● Work request
All entries below are to be set down again, identical to the source.

▼

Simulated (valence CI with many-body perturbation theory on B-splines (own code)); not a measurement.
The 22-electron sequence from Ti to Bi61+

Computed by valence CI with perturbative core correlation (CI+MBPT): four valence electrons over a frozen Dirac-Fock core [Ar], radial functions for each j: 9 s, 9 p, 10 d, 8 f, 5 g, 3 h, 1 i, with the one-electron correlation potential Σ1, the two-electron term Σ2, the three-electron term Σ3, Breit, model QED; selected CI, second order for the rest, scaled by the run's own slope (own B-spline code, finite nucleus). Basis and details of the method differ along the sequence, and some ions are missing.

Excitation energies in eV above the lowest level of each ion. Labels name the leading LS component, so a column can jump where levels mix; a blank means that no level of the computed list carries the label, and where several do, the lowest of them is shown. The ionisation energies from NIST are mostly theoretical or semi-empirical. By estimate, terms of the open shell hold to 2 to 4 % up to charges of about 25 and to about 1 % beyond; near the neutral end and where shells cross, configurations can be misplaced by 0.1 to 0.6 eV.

▲

● Your response
Simulated (valence CI with many-body perturbation theory on B-splines (own code)); not a measurement.
The 22-electron sequence from Ti to Bi61+

Computed by valence CI with perturbative core correlation (CI+MBPT): four valence electrons over a frozen Dirac-Fock core [Ar], radial functions for each j: 9 s, 9 p, 10 d, 8 f, 5 g, 3 h, 1 i, with the one-electron correlation potential Σ1, the two-electron term Σ2, the three-electron term Σ3, Breit, model QED; selected CI, second order for the rest, scaled by the run's own slope (own B-spline code, finite nucleus). Basis and details of the method differ along the sequence, and some ions are missing.

Excitation energies in eV above the lowest level of each ion. Labels name the leading LS component, so a column can jump where levels mix; a blank means that no level of the computed list carries the label, and where several do, the lowest of them is shown. The ionisation energies from NIST are mostly theoretical or semi-empirical. By estimate, terms of the open shell hold to 2 to 4 % up to charges of about 25 and to about 1 % beyond; near the neutral end and where shells cross, configurations can be misplaced by 0.1 to 0.6 eV.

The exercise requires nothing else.